## Brief
Once the records below have been read, copy them all out exactly.

[[ Provided records, beginning ]]

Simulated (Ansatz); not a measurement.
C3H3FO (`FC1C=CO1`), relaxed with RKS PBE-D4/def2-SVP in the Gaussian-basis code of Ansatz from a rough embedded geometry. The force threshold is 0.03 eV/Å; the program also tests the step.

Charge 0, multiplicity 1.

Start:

[[ Provided records, end ]]

## Task solution
Simulated (Ansatz); not a measurement.
C3H3FO (`FC1C=CO1`), relaxed with RKS PBE-D4/def2-SVP in the Gaussian-basis code of Ansatz from a rough embedded geometry. The force threshold is 0.03 eV/Å; the program also tests the step.

Charge 0, multiplicity 1.

Start:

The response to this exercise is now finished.